_ASSIGNMENT_. Return the records exactly, from the first line through the "A FLEUR input" line.

-- Opening Marker --

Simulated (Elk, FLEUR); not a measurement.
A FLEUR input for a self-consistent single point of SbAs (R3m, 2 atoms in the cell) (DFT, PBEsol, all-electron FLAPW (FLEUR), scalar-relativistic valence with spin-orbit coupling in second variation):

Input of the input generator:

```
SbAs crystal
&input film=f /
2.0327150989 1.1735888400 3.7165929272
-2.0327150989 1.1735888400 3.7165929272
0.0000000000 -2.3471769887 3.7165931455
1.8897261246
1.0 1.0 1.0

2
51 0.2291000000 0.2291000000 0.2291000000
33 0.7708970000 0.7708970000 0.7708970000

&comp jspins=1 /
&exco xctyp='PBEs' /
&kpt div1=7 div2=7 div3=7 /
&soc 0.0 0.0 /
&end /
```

-- Closing Marker --

_EXERCISE RESPONSE_.
Simulated (Elk, FLEUR); not a measurement.
A FLEUR input for a self-consistent single point of SbAs (R3m, 2 atoms in the cell) (DFT, PBEsol, all-electron FLAPW (FLEUR), scalar-relativistic valence with spin-orbit coupling in second variation):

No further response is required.